**WORK ORDER**
Word for word, transcribe the material below from its first line to the line with "Å²) | v (J/m²) |", both included.

**PROVIDED DATA**
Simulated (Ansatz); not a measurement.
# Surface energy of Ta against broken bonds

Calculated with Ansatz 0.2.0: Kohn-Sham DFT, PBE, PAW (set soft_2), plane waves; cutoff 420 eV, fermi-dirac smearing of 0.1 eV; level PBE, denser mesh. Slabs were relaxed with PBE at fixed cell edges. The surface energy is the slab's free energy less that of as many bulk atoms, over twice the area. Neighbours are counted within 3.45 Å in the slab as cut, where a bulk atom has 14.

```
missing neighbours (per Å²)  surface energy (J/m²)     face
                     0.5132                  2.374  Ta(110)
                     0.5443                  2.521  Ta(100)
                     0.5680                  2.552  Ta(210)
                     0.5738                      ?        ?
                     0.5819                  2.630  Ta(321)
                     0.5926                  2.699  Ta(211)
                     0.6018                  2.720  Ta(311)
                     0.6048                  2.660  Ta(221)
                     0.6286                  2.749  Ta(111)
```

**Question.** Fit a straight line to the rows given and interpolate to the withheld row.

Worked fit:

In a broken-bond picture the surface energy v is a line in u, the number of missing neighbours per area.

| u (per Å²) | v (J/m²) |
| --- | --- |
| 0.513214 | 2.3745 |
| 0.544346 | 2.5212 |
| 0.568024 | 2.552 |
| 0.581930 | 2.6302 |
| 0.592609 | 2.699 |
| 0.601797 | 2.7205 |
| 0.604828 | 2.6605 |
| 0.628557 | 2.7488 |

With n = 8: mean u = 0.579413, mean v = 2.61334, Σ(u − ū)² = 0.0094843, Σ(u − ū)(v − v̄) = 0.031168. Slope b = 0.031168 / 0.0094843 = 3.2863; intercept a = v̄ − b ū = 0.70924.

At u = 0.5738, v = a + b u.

**TASK OUTPUT**
Simulated (Ansatz); not a measurement.
# Surface energy of Ta against broken bonds

Calculated with Ansatz 0.2.0: Kohn-Sham DFT, PBE, PAW (set soft_2), plane waves; cutoff 420 eV, fermi-dirac smearing of 0.1 eV; level PBE, denser mesh. Slabs were relaxed with PBE at fixed cell edges. The surface energy is the slab's free energy less that of as many bulk atoms, over twice the area. Neighbours are counted within 3.45 Å in the slab as cut, where a bulk atom has 14.

```
missing neighbours (per Å²)  surface energy (J/m²)     face
                     0.5132                  2.374  Ta(110)
                     0.5443                  2.521  Ta(100)
                     0.5680                  2.552  Ta(210)
                     0.5738                      ?        ?
                     0.5819                  2.630  Ta(321)
                     0.5926                  2.699  Ta(211)
                     0.6018                  2.720  Ta(311)
                     0.6048                  2.660  Ta(221)
                     0.6286                  2.749  Ta(111)
```

**Question.** Fit a straight line to the rows given and interpolate to the withheld row.

Worked fit:

In a broken-bond picture the surface energy v is a line in u, the number of missing neighbours per area.

| u (per Å²) | v (J/m²) |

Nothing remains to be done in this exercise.